REQUIRED ACTION: Can you quote, word for word, every line from the first line of the records below through the line containing "(GPa) | -8.8 |", and nothing else?

###

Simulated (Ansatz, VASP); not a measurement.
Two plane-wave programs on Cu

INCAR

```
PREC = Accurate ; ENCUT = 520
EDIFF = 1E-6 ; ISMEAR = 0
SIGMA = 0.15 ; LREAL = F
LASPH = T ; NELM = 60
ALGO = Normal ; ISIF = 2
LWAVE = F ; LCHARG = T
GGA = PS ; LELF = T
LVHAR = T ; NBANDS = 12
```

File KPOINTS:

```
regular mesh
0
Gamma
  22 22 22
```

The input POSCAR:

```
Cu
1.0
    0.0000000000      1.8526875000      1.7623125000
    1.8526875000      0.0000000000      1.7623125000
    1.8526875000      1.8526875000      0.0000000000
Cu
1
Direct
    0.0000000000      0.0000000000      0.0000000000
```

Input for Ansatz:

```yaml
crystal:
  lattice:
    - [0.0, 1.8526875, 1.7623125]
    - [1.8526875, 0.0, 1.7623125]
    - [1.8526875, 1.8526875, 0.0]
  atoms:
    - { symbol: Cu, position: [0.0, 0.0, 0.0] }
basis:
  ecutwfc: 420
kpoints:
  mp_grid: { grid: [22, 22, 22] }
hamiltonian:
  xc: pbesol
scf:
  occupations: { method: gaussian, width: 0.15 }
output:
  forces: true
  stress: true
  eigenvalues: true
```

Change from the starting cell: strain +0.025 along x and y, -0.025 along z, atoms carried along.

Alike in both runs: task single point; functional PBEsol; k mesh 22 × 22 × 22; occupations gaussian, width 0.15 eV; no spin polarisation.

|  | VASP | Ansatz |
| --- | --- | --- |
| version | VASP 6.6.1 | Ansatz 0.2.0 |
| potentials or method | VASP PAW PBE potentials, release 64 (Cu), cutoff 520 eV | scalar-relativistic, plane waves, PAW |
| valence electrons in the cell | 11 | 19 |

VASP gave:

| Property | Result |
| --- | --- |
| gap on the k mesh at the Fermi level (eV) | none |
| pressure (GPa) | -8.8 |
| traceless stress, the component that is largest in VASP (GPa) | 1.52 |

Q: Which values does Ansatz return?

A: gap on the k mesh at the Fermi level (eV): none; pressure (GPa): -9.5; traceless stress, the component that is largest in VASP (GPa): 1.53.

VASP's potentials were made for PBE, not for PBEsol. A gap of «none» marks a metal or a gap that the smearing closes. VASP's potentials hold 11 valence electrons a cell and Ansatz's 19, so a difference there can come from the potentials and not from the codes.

###

EXERCISE SOLUTION:
Simulated (Ansatz, VASP); not a measurement.
Two plane-wave programs on Cu

INCAR

```
PREC = Accurate ; ENCUT = 520
EDIFF = 1E-6 ; ISMEAR = 0
SIGMA = 0.15 ; LREAL = F
LASPH = T ; NELM = 60
ALGO = Normal ; ISIF = 2
LWAVE = F ; LCHARG = T
GGA = PS ; LELF = T
LVHAR = T ; NBANDS = 12
```

File KPOINTS:

```
regular mesh
0
Gamma
  22 22 22
```

The input POSCAR:

```
Cu
1.0
    0.0000000000      1.8526875000      1.7623125000
    1.8526875000      0.0000000000      1.7623125000
    1.8526875000      1.8526875000      0.0000000000
Cu
1
Direct
    0.0000000000      0.0000000000      0.0000000000
```

Input for Ansatz:

```yaml
crystal:
  lattice:
    - [0.0, 1.8526875, 1.7623125]
    - [1.8526875, 0.0, 1.7623125]
    - [1.8526875, 1.8526875, 0.0]
  atoms:
    - { symbol: Cu, position: [0.0, 0.0, 0.0] }
basis:
  ecutwfc: 420
kpoints:
  mp_grid: { grid: [22, 22, 22] }
hamiltonian:
  xc: pbesol
scf:
  occupations: { method: gaussian, width: 0.15 }
output:
  forces: true
  stress: true
  eigenvalues: true
```

Change from the starting cell: strain +0.025 along x and y, -0.025 along z, atoms carried along.

Alike in both runs: task single point; functional PBEsol; k mesh 22 × 22 × 22; occupations gaussian, width 0.15 eV; no spin polarisation.

|  | VASP | Ansatz |
| --- | --- | --- |
| version | VASP 6.6.1 | Ansatz 0.2.0 |
| potentials or method | VASP PAW PBE potentials, release 64 (Cu), cutoff 520 eV | scalar-relativistic, plane waves, PAW |
| valence electrons in the cell | 11 | 19 |

VASP gave:

| Property | Result |
| --- | --- |
| gap on the k mesh at the Fermi level (eV) | none |
| pressure (GPa) | -8.8 |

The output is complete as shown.